*Task item*: Reproduce the whole listing, keeping every character the same.

*Supplied material*:
★ ★ ★

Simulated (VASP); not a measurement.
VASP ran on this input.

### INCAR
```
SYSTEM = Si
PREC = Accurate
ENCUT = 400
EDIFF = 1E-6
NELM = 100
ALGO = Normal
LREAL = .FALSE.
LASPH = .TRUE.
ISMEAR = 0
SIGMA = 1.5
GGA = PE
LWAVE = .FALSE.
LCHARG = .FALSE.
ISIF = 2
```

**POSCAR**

★ ★ ★

*Task solution*:
Simulated (VASP); not a measurement.
VASP ran on this input.

### INCAR
```
SYSTEM = Si
PREC = Accurate
ENCUT = 400
EDIFF = 1E-6
NELM = 100
ALGO = Normal
LREAL = .FALSE.
LASPH = .TRUE.
ISMEAR = 0
SIGMA = 1.5
GGA = PE
LWAVE = .FALSE.
LCHARG = .FALSE.
ISIF = 2
```

**POSCAR**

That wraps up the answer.